_Work request_
Below this line is a set of entries; quote exactly the lines from the line that contains "Ansatz 0.2.0; DFT, PBE, plane-wave" to the line that contains "## Step 2: Bands by layer (continued)", both lines included.

_Input data_
|---|

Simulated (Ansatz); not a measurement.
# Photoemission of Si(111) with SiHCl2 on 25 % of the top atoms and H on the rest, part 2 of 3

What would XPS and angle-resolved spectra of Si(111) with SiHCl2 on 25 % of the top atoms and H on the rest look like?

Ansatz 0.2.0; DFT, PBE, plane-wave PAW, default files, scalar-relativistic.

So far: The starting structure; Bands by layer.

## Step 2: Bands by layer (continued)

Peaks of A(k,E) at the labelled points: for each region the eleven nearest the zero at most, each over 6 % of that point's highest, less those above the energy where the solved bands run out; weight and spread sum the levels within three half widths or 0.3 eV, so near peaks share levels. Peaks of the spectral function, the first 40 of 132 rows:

|---|

_Task output_
Ansatz 0.2.0; DFT, PBE, plane-wave PAW, default files, scalar-relativistic.

So far: The starting structure; Bands by layer.

## Step 2: Bands by layer (continued)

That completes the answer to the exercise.